= = = = = = =

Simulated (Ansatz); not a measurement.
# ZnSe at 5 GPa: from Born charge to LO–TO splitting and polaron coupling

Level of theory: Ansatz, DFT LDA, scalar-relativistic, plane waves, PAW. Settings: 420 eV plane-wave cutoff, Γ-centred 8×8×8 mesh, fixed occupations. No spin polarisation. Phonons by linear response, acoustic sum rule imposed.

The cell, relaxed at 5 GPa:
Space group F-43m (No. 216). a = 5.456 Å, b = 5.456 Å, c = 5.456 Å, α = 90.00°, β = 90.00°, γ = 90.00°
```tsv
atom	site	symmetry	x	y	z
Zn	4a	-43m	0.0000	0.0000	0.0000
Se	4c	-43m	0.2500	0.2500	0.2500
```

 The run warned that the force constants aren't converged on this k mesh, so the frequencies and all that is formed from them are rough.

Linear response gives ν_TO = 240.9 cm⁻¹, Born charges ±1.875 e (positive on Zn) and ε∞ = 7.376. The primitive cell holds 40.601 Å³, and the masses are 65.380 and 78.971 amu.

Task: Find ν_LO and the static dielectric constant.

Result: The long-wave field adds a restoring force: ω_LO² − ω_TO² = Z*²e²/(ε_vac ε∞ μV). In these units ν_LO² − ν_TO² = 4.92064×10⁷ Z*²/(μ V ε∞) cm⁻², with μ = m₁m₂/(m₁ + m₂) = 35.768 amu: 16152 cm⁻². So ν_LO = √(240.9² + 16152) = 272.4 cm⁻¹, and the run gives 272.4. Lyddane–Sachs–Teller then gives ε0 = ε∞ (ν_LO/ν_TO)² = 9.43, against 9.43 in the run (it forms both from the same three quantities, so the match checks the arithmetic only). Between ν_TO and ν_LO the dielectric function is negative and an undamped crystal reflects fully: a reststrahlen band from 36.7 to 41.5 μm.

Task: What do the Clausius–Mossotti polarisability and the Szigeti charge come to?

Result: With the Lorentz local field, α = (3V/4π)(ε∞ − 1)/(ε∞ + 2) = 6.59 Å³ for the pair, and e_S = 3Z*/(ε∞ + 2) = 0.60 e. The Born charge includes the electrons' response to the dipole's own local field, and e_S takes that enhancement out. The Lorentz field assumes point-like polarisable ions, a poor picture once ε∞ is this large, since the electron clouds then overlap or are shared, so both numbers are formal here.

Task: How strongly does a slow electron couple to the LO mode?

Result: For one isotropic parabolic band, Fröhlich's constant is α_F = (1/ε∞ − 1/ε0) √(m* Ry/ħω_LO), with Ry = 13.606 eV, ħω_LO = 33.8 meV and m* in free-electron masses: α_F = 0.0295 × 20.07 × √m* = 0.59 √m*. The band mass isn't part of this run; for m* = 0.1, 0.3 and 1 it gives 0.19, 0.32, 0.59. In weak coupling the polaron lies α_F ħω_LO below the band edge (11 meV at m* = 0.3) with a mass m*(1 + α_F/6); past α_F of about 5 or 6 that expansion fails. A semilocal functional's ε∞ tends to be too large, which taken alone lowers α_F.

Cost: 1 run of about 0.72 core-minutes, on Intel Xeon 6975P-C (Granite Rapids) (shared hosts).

= = = = = = =

#### [Work item]
Only the lines above starting with the one with "Linear response gives" and going through the one with "Task: Find ν_LO" are to be copied, word for word and with both ends kept.

#### [Result]
Linear response gives ν_TO = 240.9 cm⁻¹, Born charges ±1.875 e (positive on Zn) and ε∞ = 7.376. The primitive cell holds 40.601 Å³, and the masses are 65.380 and 78.971 amu.

Task: Find ν_LO and the static dielectric constant.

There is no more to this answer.